- Work task -
Below are records that must be duplicated exactly.

——

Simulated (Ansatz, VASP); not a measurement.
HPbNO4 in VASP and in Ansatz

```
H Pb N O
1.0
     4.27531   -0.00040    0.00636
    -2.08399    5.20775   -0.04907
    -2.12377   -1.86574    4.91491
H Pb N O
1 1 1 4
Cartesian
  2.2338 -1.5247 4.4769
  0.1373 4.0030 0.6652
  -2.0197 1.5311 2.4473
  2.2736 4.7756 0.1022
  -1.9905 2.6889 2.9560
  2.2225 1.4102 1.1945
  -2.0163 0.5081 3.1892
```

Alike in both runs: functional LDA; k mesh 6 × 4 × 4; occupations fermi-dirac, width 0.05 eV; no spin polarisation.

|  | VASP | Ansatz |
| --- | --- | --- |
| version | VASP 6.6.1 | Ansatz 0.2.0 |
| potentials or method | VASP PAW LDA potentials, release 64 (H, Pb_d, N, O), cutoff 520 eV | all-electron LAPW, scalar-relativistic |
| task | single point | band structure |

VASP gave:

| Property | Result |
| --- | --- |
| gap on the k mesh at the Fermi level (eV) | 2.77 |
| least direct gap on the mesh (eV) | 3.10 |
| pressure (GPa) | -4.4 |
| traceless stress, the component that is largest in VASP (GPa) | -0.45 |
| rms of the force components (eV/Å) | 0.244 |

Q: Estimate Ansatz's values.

——

- Exercise answer -
Simulated (Ansatz, VASP); not a measurement.
HPbNO4 in VASP and in Ansatz

```
H Pb N O
1.0
     4.27531   -0.00040    0.00636
    -2.08399    5.20775   -0.04907
    -2.12377   -1.86574    4.91491
H Pb N O
1 1 1 4
Cartesian
  2.2338 -1.5247 4.4769
  0.1373 4.0030 0.6652
  -2.0197 1.5311 2.4473
  2.2736 4.7756 0.1022
  -1.9905 2.6889 2.9560
  2.2225 1.4102 1.1945
  -2.0163 0.5081 3.1892
```

Alike in both runs: functional LDA; k mesh 6 × 4 × 4; occupations fermi-dirac, width 0.05 eV; no spin polarisation.

|  | VASP | Ansatz |
| --- | --- | --- |
| version | VASP 6.6.1 | Ansatz 0.2.0 |
| potentials or method | VASP PAW LDA potentials, release 64 (H, Pb_d, N, O), cutoff 520 eV | all-electron LAPW, scalar-relativistic |
| task | single point | band structure |

VASP gave:

| Property | Result |
| --- | --- |
| gap on the k mesh at the Fermi level (eV) | 2.77 |
| least direct gap on the mesh (eV) | 3.10 |
| pressure (GPa) | -4.4 |
| traceless stress, the component that is largest in VASP (GPa) | -0.45 |
| rms of the force components (eV/Å) | 0.244 |

Q: Estimate Ansatz's values.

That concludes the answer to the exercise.